[INFORMATION Boundary: Start]

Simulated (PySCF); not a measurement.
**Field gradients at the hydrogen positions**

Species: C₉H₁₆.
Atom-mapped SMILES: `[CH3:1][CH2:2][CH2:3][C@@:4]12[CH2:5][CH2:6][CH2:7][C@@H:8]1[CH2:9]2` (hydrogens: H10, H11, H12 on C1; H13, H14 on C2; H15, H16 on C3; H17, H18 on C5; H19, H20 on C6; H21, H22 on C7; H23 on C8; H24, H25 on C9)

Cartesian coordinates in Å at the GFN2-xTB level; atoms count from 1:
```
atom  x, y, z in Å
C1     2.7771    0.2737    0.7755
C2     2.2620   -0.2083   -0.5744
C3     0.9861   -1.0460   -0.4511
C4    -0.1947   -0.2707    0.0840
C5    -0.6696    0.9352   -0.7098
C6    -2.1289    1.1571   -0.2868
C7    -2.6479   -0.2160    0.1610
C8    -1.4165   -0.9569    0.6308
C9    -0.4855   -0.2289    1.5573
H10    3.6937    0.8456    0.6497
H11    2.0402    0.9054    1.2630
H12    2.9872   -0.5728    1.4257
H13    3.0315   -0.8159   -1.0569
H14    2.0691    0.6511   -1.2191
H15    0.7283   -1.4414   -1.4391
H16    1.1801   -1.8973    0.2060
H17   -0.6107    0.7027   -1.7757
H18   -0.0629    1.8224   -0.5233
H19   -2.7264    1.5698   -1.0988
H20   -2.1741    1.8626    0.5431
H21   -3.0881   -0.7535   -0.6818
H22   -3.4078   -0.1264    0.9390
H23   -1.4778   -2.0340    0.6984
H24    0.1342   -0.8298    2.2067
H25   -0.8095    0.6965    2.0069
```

[INFORMATION Boundary: End]

* _REQUIREMENT_
All of the data above needs to be set down again exactly. Include every line.

* _ANSWER BOX_
Simulated (PySCF); not a measurement.
**Field gradients at the hydrogen positions**

Species: C₉H₁₆.
Atom-mapped SMILES: `[CH3:1][CH2:2][CH2:3][C@@:4]12[CH2:5][CH2:6][CH2:7][C@@H:8]1[CH2:9]2` (hydrogens: H10, H11, H12 on C1; H13, H14 on C2; H15, H16 on C3; H17, H18 on C5; H19, H20 on C6; H21, H22 on C7; H23 on C8; H24, H25 on C9)

Cartesian coordinates in Å at the GFN2-xTB level; atoms count from 1:
```
atom  x, y, z in Å
C1     2.7771    0.2737    0.7755
C2     2.2620   -0.2083   -0.5744
C3     0.9861   -1.0460   -0.4511
C4    -0.1947   -0.2707    0.0840
C5    -0.6696    0.9352   -0.7098
C6    -2.1289    1.1571   -0.2868
C7    -2.6479   -0.2160    0.1610
C8    -1.4165   -0.9569    0.6308
C9    -0.4855   -0.2289    1.5573
H10    3.6937    0.8456    0.6497
H11    2.0402    0.9054    1.2630
H12    2.9872   -0.5728    1.4257
H13    3.0315   -0.8159   -1.0569
H14    2.0691    0.6511   -1.2191
H15    0.7283   -1.4414   -1.4391
H16    1.1801   -1.8973    0.2060
H17   -0.6107    0.7027   -1.7757
H18   -0.0629    1.8224   -0.5233
H19   -2.7264    1.5698   -1.0988
H20   -2.1741    1.8626    0.5431
H21   -3.0881   -0.7535   -0.6818
H22   -3.4078   -0.1264    0.9390
H23   -1.4778   -2.0340    0.6984
H24    0.1342   -0.8298    2.2067
H25   -0.8095    0.6965    2.0069
```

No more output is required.